**EXERCISE**
Repeat the listing below word for word, stopping after the line that contains "Measured between the".

**STORED DATA**
^^^^^^^^^^^^^^^^

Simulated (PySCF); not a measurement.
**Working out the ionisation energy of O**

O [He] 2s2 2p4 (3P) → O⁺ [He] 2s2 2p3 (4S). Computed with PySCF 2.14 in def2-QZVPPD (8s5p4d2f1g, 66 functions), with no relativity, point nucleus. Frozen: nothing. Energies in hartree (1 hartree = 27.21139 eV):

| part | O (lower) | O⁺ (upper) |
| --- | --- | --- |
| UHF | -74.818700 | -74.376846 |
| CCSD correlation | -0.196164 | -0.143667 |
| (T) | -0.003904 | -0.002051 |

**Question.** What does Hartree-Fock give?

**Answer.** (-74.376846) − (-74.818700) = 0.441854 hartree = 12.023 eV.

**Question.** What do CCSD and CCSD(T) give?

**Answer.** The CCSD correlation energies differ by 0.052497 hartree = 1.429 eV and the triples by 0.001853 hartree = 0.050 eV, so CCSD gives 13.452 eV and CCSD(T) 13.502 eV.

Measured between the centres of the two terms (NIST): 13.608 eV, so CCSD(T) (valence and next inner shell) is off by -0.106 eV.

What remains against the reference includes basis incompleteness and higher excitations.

^^^^^^^^^^^^^^^^

**WORKED SOLUTION**
Simulated (PySCF); not a measurement.
**Working out the ionisation energy of O**

O [He] 2s2 2p4 (3P) → O⁺ [He] 2s2 2p3 (4S). Computed with PySCF 2.14 in def2-QZVPPD (8s5p4d2f1g, 66 functions), with no relativity, point nucleus. Frozen: nothing. Energies in hartree (1 hartree = 27.21139 eV):

| part | O (lower) | O⁺ (upper) |
| --- | --- | --- |
| UHF | -74.818700 | -74.376846 |
| CCSD correlation | -0.196164 | -0.143667 |
| (T) | -0.003904 | -0.002051 |

**Question.** What does Hartree-Fock give?

**Answer.** (-74.376846) − (-74.818700) = 0.441854 hartree = 12.023 eV.

**Question.** What do CCSD and CCSD(T) give?

**Answer.** The CCSD correlation energies differ by 0.052497 hartree = 1.429 eV and the triples by 0.001853 hartree = 0.050 eV, so CCSD gives 13.452 eV and CCSD(T) 13.502 eV.

Measured between the centres of the two terms (NIST): 13.608 eV, so CCSD(T) (valence and next inner shell) is off by -0.106 eV.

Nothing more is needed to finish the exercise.